Below are records; quote them exactly from the first line through the line that contains "-1.429 | 0.168 |".

Raw data —
+-------+
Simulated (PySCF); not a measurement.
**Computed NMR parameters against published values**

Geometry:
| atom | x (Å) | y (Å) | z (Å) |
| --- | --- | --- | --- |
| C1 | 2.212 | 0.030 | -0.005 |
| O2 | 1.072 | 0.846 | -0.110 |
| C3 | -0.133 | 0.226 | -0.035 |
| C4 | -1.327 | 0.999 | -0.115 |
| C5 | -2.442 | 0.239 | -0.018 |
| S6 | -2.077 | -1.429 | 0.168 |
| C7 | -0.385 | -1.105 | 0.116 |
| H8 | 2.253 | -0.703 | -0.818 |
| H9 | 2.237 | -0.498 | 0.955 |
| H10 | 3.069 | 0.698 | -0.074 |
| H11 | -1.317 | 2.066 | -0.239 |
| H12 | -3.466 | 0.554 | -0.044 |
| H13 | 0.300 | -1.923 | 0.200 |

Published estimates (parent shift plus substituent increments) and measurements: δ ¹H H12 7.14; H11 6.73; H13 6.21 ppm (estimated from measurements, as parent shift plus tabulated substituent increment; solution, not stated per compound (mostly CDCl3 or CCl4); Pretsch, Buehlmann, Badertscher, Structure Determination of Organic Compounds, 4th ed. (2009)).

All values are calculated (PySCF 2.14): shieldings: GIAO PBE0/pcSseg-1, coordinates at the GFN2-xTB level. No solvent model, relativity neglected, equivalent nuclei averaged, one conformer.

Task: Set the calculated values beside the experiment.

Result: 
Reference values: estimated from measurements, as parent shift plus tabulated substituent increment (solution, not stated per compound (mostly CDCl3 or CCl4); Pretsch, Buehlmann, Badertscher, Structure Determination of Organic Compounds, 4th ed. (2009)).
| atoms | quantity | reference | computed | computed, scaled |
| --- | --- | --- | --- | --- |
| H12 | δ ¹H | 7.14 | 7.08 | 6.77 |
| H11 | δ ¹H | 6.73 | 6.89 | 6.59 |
+-------+

Exercise answer —
Simulated (PySCF); not a measurement.
**Computed NMR parameters against published values**

Geometry:
| atom | x (Å) | y (Å) | z (Å) |
| --- | --- | --- | --- |
| C1 | 2.212 | 0.030 | -0.005 |
| O2 | 1.072 | 0.846 | -0.110 |
| C3 | -0.133 | 0.226 | -0.035 |
| C4 | -1.327 | 0.999 | -0.115 |
| C5 | -2.442 | 0.239 | -0.018 |
| S6 | -2.077 | -1.429 | 0.168 |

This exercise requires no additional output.